### Task item:
Using the records below, write out again exactly the lines that begin at the line containing "848 | SiO2(β-quartz) | 100.0 |" and end at the line containing "1148 | SiO2(β-quartz) | 100.0 |", and no other lines.

*** Opening of Excerpted data ***

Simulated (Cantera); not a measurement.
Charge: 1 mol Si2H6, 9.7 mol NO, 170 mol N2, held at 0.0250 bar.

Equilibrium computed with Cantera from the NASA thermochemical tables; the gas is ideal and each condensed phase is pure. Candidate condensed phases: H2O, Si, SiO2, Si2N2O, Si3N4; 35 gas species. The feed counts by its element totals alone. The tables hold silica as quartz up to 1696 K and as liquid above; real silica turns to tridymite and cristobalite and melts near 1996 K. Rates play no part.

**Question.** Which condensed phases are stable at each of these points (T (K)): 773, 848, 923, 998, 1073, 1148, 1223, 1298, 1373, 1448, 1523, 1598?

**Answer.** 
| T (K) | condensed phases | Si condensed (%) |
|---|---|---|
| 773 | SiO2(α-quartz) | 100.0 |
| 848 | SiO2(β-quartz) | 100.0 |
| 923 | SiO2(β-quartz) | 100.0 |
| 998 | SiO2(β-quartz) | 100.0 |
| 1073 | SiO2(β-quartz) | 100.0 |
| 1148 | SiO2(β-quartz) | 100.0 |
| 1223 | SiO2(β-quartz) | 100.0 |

*** Close of Excerpted data ***

### Response box:
| 848 | SiO2(β-quartz) | 100.0 |
| 923 | SiO2(β-quartz) | 100.0 |
| 998 | SiO2(β-quartz) | 100.0 |
| 1073 | SiO2(β-quartz) | 100.0 |
| 1148 | SiO2(β-quartz) | 100.0 |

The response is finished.